Work task -
Copy exactly the lines of the material below, starting with the first and including the line that holds "Sn(H)(Cl)2(Et) (C₂H₆Cl₂Sn), SMILES".

Data provided below:

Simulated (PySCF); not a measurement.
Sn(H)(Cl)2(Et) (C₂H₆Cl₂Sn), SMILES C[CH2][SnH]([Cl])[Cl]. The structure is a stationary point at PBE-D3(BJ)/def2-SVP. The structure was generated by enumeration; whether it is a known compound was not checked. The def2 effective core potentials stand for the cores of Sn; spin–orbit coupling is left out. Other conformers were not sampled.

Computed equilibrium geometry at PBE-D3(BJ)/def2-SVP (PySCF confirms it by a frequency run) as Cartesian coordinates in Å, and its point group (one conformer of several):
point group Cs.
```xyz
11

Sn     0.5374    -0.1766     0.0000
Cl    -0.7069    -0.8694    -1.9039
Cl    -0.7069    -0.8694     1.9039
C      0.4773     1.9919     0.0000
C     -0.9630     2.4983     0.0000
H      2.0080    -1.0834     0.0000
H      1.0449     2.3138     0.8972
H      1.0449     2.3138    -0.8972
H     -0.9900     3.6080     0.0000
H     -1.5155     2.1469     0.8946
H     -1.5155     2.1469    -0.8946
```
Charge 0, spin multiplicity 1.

End of Data provided.

Response area -
Simulated (PySCF); not a measurement.
Sn(H)(Cl)2(Et) (C₂H₆Cl₂Sn), SMILES C[CH2][SnH]([Cl])[Cl]. The structure is a stationary point at PBE-D3(BJ)/def2-SVP. The structure was generated by enumeration; whether it is a known compound was not checked. The def2 effective core potentials stand for the cores of Sn; spin–orbit coupling is left out. Other conformers were not sampled.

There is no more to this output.